##############################
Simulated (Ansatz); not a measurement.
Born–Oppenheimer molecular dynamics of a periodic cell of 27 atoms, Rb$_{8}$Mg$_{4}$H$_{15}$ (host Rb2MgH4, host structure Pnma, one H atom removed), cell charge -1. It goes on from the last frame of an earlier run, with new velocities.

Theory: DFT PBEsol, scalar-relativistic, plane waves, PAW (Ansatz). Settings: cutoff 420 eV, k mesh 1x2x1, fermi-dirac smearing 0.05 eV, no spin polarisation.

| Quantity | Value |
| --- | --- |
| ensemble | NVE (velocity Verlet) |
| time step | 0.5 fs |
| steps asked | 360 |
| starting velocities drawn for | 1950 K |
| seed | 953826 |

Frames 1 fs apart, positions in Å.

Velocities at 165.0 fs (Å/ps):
##############################

ACTIVITY:
Reproduce the records above in their entirety, unchanged.

TASK OUTPUT:
Simulated (Ansatz); not a measurement.
Born–Oppenheimer molecular dynamics of a periodic cell of 27 atoms, Rb$_{8}$Mg$_{4}$H$_{15}$ (host Rb2MgH4, host structure Pnma, one H atom removed), cell charge -1. It goes on from the last frame of an earlier run, with new velocities.

Theory: DFT PBEsol, scalar-relativistic, plane waves, PAW (Ansatz). Settings: cutoff 420 eV, k mesh 1x2x1, fermi-dirac smearing 0.05 eV, no spin polarisation.

| Quantity | Value |
| --- | --- |
| ensemble | NVE (velocity Verlet) |
| time step | 0.5 fs |
| steps asked | 360 |
| starting velocities drawn for | 1950 K |
| seed | 953826 |

Frames 1 fs apart, positions in Å.

Velocities at 165.0 fs (Å/ps):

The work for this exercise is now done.